Supplied material »
__________________________________________________
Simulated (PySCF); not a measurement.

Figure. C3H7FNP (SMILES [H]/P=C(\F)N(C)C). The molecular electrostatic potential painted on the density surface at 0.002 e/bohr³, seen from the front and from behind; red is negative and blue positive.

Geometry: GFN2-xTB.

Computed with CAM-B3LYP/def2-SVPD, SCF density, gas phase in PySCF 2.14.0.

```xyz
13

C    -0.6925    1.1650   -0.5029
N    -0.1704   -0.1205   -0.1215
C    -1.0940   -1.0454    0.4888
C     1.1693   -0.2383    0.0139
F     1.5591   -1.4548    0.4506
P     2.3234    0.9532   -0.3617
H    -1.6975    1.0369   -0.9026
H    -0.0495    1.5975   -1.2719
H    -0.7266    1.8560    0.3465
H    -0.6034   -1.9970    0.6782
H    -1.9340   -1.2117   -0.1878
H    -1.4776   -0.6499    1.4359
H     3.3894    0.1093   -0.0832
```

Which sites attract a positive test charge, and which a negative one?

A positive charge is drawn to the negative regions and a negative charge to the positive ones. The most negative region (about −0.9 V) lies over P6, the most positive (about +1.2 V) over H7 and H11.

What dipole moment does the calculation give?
__________________________________________________

Assigned task » Please reproduce the records above in their entirety, exactly as given.

Answer section »
Simulated (PySCF); not a measurement.

Figure. C3H7FNP (SMILES [H]/P=C(\F)N(C)C). The molecular electrostatic potential painted on the density surface at 0.002 e/bohr³, seen from the front and from behind; red is negative and blue positive.

Geometry: GFN2-xTB.

Computed with CAM-B3LYP/def2-SVPD, SCF density, gas phase in PySCF 2.14.0.

```xyz
13

C    -0.6925    1.1650   -0.5029
N    -0.1704   -0.1205   -0.1215
C    -1.0940   -1.0454    0.4888
C     1.1693   -0.2383    0.0139
F     1.5591   -1.4548    0.4506
P     2.3234    0.9532   -0.3617
H    -1.6975    1.0369   -0.9026
H    -0.0495    1.5975   -1.2719
H    -0.7266    1.8560    0.3465
H    -0.6034   -1.9970    0.6782
H    -1.9340   -1.2117   -0.1878
H    -1.4776   -0.6499    1.4359
H     3.3894    0.1093   -0.0832
```

Which sites attract a positive test charge, and which a negative one?

A positive charge is drawn to the negative regions and a negative charge to the positive ones. The most negative region (about −0.9 V) lies over P6, the most positive (about +1.2 V) over H7 and H11.

What dipole moment does the calculation give?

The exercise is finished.